Entries supplied:
╔══

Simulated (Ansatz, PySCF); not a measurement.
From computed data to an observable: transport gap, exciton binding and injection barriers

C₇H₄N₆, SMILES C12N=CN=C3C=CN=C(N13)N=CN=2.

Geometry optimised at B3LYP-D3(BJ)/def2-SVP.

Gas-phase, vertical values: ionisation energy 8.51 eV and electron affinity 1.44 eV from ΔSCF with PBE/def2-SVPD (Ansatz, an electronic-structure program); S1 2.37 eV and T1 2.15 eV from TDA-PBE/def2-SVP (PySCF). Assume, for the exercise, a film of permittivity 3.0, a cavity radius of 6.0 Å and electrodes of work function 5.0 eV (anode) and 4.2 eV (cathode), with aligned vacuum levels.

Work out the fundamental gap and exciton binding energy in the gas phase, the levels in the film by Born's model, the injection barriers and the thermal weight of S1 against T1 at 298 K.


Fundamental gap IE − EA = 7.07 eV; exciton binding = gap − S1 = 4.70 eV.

╚══

Starting at the first line of the records, print each line exactly, stopping after the line that contains "Gas-phase, vertical values: ionisation".

Task result:
Simulated (Ansatz, PySCF); not a measurement.
From computed data to an observable: transport gap, exciton binding and injection barriers

C₇H₄N₆, SMILES C12N=CN=C3C=CN=C(N13)N=CN=2.

Geometry optimised at B3LYP-D3(BJ)/def2-SVP.

Gas-phase, vertical values: ionisation energy 8.51 eV and electron affinity 1.44 eV from ΔSCF with PBE/def2-SVPD (Ansatz, an electronic-structure program); S1 2.37 eV and T1 2.15 eV from TDA-PBE/def2-SVP (PySCF). Assume, for the exercise, a film of permittivity 3.0, a cavity radius of 6.0 Å and electrodes of work function 5.0 eV (anode) and 4.2 eV (cathode), with aligned vacuum levels.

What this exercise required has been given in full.